**Activity**:
Retype the whole listing, character for character.

**Given data**:
━━━━

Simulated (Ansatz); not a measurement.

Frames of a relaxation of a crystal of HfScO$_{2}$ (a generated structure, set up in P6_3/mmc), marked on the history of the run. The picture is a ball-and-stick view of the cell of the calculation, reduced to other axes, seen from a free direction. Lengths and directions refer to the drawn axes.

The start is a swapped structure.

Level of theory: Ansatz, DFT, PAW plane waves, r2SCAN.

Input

━━━━

**Exercise solution**:
Simulated (Ansatz); not a measurement.

Frames of a relaxation of a crystal of HfScO$_{2}$ (a generated structure, set up in P6_3/mmc), marked on the history of the run. The picture is a ball-and-stick view of the cell of the calculation, reduced to other axes, seen from a free direction. Lengths and directions refer to the drawn axes.

The start is a swapped structure.

Level of theory: Ansatz, DFT, PAW plane waves, r2SCAN.

Input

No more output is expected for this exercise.